Action item =>
Return only the lines running from the top of the entries to the line with "All numbers below", inclusive, exactly as written.

= = = = =

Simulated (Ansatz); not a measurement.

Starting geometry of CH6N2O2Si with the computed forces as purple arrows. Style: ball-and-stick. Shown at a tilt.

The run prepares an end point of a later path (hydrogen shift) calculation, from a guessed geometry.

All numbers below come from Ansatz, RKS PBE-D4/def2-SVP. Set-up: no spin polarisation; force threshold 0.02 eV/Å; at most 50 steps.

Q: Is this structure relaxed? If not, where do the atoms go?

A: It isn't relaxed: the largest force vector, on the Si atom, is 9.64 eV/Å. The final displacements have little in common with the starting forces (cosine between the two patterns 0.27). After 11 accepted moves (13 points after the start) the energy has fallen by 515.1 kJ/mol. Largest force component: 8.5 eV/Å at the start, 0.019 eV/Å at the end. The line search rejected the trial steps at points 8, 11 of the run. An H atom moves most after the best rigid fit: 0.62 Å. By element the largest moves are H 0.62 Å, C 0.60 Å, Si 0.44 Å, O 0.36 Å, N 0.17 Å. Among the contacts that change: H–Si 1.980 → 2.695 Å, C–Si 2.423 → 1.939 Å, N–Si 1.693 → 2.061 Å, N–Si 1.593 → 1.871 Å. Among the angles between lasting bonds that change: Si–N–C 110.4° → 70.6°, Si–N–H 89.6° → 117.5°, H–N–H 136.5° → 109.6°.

= = = = =

Result =>
Simulated (Ansatz); not a measurement.

Starting geometry of CH6N2O2Si with the computed forces as purple arrows. Style: ball-and-stick. Shown at a tilt.

The run prepares an end point of a later path (hydrogen shift) calculation, from a guessed geometry.

All numbers below come from Ansatz, RKS PBE-D4/def2-SVP. Set-up: no spin polarisation; force threshold 0.02 eV/Å; at most 50 steps.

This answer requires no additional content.